_Work instruction_
For the records below, output each line exactly as it appears, from the first through the line with "A rastered ion".

Start of Block
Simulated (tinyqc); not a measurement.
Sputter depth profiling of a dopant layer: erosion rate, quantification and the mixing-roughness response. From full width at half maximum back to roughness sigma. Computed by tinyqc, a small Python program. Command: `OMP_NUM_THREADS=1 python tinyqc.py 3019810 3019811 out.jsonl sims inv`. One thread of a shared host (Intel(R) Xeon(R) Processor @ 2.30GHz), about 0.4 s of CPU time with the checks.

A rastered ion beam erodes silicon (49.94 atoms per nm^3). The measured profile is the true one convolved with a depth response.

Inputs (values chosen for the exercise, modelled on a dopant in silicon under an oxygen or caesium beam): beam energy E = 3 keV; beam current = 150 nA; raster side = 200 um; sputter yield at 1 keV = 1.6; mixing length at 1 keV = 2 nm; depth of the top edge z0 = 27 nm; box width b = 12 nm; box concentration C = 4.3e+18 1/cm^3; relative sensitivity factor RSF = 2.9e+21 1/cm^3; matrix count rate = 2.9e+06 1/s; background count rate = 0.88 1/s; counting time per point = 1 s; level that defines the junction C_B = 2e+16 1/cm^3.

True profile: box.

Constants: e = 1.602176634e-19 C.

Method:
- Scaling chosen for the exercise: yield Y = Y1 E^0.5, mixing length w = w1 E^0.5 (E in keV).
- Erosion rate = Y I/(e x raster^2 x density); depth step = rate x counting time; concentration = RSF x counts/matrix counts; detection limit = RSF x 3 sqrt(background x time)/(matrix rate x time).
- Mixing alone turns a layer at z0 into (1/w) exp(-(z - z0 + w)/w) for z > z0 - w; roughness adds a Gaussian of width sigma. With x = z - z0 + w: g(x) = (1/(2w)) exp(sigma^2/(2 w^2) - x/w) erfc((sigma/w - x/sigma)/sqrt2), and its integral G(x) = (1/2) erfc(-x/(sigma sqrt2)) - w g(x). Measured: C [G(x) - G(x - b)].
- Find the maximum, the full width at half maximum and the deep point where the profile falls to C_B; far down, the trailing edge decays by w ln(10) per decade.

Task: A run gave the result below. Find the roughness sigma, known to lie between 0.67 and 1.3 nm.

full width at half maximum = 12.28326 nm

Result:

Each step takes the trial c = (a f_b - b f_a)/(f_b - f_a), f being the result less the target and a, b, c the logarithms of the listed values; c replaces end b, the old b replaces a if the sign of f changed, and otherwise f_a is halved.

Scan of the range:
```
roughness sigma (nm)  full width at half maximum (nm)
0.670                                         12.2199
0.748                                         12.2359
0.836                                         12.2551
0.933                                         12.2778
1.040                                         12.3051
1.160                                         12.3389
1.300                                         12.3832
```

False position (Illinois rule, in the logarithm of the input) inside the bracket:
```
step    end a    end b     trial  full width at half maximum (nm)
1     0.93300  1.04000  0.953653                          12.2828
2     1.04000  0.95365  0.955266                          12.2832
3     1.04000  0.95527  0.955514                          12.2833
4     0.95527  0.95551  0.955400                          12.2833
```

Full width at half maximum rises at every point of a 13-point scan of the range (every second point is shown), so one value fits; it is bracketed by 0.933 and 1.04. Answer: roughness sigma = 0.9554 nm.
End of Block

_Exercise response_
Simulated (tinyqc); not a measurement.
Sputter depth profiling of a dopant layer: erosion rate, quantification and the mixing-roughness response. From full width at half maximum back to roughness sigma. Computed by tinyqc, a small Python program. Command: `OMP_NUM_THREADS=1 python tinyqc.py 3019810 3019811 out.jsonl sims inv`. One thread of a shared host (Intel(R) Xeon(R) Processor @ 2.30GHz), about 0.4 s of CPU time with the checks.

A rastered ion beam erodes silicon (49.94 atoms per nm^3). The measured profile is the true one convolved with a depth response.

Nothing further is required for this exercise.